Requirement: Copy each entry below exactly.

=== Data to examine ===
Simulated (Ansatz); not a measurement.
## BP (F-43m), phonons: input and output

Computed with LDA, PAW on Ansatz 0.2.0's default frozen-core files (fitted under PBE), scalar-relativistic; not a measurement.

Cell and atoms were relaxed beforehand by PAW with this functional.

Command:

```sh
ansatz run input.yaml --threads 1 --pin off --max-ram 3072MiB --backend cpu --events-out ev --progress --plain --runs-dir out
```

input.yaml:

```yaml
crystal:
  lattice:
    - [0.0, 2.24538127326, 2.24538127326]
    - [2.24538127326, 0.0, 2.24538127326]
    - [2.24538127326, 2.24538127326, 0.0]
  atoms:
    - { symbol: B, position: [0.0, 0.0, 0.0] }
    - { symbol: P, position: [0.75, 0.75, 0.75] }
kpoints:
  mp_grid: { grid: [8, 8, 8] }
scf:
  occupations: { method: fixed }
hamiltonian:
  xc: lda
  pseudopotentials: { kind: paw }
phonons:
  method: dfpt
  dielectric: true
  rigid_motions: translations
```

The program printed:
===

Task solution:
Simulated (Ansatz); not a measurement.
## BP (F-43m), phonons: input and output

Computed with LDA, PAW on Ansatz 0.2.0's default frozen-core files (fitted under PBE), scalar-relativistic; not a measurement.

Cell and atoms were relaxed beforehand by PAW with this functional.

Command:

```sh
ansatz run input.yaml --threads 1 --pin off --max-ram 3072MiB --backend cpu --events-out ev --progress --plain --runs-dir out
```

input.yaml:

```yaml
crystal:
  lattice:
    - [0.0, 2.24538127326, 2.24538127326]
    - [2.24538127326, 0.0, 2.24538127326]
    - [2.24538127326, 2.24538127326, 0.0]
  atoms:
    - { symbol: B, position: [0.0, 0.0, 0.0] }
    - { symbol: P, position: [0.75, 0.75, 0.75] }
kpoints:
  mp_grid: { grid: [8, 8, 8] }
scf:
  occupations: { method: fixed }
hamiltonian:
  xc: lda
  pseudopotentials: { kind: paw }
phonons:
  method: dfpt
  dielectric: true
  rigid_motions: translations
```

The program printed:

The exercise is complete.